+---+

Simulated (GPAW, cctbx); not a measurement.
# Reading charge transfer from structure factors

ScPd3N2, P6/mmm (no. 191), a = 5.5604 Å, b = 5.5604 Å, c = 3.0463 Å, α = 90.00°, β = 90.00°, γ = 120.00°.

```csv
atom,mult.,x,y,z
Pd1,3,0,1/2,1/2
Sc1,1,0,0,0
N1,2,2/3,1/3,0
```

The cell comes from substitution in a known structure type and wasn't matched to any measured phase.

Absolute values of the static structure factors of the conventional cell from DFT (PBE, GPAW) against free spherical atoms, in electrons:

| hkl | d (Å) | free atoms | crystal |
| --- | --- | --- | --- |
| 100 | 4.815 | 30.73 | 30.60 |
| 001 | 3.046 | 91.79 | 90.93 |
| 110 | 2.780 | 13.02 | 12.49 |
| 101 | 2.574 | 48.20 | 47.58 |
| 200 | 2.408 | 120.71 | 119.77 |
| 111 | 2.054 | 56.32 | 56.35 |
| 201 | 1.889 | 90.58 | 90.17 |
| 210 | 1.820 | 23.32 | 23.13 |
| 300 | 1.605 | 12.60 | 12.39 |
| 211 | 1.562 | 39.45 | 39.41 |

+---+

▸ Work order
Each entry above should be written again exactly.

▸ Expected answer
Simulated (GPAW, cctbx); not a measurement.
# Reading charge transfer from structure factors

ScPd3N2, P6/mmm (no. 191), a = 5.5604 Å, b = 5.5604 Å, c = 3.0463 Å, α = 90.00°, β = 90.00°, γ = 120.00°.

```csv
atom,mult.,x,y,z
Pd1,3,0,1/2,1/2
Sc1,1,0,0,0
N1,2,2/3,1/3,0
```

The cell comes from substitution in a known structure type and wasn't matched to any measured phase.

Absolute values of the static structure factors of the conventional cell from DFT (PBE, GPAW) against free spherical atoms, in electrons:

| hkl | d (Å) | free atoms | crystal |
| --- | --- | --- | --- |
| 100 | 4.815 | 30.73 | 30.60 |
| 001 | 3.046 | 91.79 | 90.93 |
| 110 | 2.780 | 13.02 | 12.49 |
| 101 | 2.574 | 48.20 | 47.58 |
| 200 | 2.408 | 120.71 | 119.77 |
| 111 | 2.054 | 56.32 | 56.35 |
| 201 | 1.889 | 90.58 | 90.17 |
| 210 | 1.820 | 23.32 | 23.13 |
| 300 | 1.605 | 12.60 | 12.39 |
| 211 | 1.562 | 39.45 | 39.41 |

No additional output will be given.